Work item:
Return exactly those lines of the material below that fall between the line holding "Fig. 1: The" and the line holding "Machine: 1 thread", inclusive.

Given information:
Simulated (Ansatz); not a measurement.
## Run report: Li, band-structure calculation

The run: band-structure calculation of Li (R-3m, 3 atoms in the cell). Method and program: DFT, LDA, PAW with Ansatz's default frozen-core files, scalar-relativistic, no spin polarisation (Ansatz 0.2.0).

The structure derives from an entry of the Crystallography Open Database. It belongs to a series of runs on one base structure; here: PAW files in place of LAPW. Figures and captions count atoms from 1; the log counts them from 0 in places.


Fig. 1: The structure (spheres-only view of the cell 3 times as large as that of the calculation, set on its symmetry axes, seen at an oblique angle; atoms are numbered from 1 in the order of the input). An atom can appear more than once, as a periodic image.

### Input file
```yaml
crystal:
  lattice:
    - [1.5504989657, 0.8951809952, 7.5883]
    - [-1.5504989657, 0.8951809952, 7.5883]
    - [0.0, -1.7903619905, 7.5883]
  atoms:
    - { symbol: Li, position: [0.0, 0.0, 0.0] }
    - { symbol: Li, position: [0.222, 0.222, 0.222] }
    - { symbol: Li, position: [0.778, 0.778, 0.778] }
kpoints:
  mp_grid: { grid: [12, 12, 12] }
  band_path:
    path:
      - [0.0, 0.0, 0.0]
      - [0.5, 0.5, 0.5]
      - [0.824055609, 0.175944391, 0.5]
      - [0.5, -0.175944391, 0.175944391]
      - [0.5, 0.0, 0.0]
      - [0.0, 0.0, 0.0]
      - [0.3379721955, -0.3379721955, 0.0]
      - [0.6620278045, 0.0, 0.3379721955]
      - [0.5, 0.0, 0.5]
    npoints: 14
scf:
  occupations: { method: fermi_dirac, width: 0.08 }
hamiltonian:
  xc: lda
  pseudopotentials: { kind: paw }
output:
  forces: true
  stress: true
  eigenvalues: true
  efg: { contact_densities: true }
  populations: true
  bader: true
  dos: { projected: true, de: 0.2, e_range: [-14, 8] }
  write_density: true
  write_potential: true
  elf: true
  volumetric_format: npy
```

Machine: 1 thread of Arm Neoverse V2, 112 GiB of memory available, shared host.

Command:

Response:
Fig. 1: The structure (spheres-only view of the cell 3 times as large as that of the calculation, set on its symmetry axes, seen at an oblique angle; atoms are numbered from 1 in the order of the input). An atom can appear more than once, as a periodic image.

### Input file
```yaml
crystal:
  lattice:
    - [1.5504989657, 0.8951809952, 7.5883]
    - [-1.5504989657, 0.8951809952, 7.5883]
    - [0.0, -1.7903619905, 7.5883]
  atoms:
    - { symbol: Li, position: [0.0, 0.0, 0.0] }
    - { symbol: Li, position: [0.222, 0.222, 0.222] }
    - { symbol: Li, position: [0.778, 0.778, 0.778] }
kpoints:
  mp_grid: { grid: [12, 12, 12] }
  band_path:
    path:
      - [0.0, 0.0, 0.0]
      - [0.5, 0.5, 0.5]
      - [0.824055609, 0.175944391, 0.5]
      - [0.5, -0.175944391, 0.175944391]
      - [0.5, 0.0, 0.0]
      - [0.0, 0.0, 0.0]
      - [0.3379721955, -0.3379721955, 0.0]
      - [0.6620278045, 0.0, 0.3379721955]
      - [0.5, 0.0, 0.5]
    npoints: 14
scf:
  occupations: { method: fermi_dirac, width: 0.08 }
hamiltonian:
  xc: lda
  pseudopotentials: { kind: paw }
output:
  forces: true
  stress: true
  eigenvalues: true
  efg: { contact_densities: true }
  populations: true
  bader: true
  dos: { projected: true, de: 0.2, e_range: [-14, 8] }
  write_density: true
  write_potential: true
  elf: true
  volumetric_format: npy
```

Machine: 1 thread of Arm Neoverse V2, 112 GiB of memory available, shared host.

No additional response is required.